• Work order:
Print the listing below exactly as written.

• Records provided:
■ ■ ■ ■ ■ ■ ■

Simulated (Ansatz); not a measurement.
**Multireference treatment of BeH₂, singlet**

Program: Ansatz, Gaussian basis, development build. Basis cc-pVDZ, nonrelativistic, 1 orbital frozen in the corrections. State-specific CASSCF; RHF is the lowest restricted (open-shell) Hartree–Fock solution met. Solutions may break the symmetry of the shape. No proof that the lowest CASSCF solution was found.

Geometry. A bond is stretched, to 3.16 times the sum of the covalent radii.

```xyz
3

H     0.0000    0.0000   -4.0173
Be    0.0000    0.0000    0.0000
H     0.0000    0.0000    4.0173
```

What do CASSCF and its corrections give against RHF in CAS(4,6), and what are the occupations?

■ ■ ■ ■ ■ ■ ■

• Response:
Simulated (Ansatz); not a measurement.
**Multireference treatment of BeH₂, singlet**

Program: Ansatz, Gaussian basis, development build. Basis cc-pVDZ, nonrelativistic, 1 orbital frozen in the corrections. State-specific CASSCF; RHF is the lowest restricted (open-shell) Hartree–Fock solution met. Solutions may break the symmetry of the shape. No proof that the lowest CASSCF solution was found.

Geometry. A bond is stretched, to 3.16 times the sum of the covalent radii.

```xyz
3

H     0.0000    0.0000   -4.0173
Be    0.0000    0.0000    0.0000
H     0.0000    0.0000    4.0173
```

What do CASSCF and its corrections give against RHF in CAS(4,6), and what are the occupations?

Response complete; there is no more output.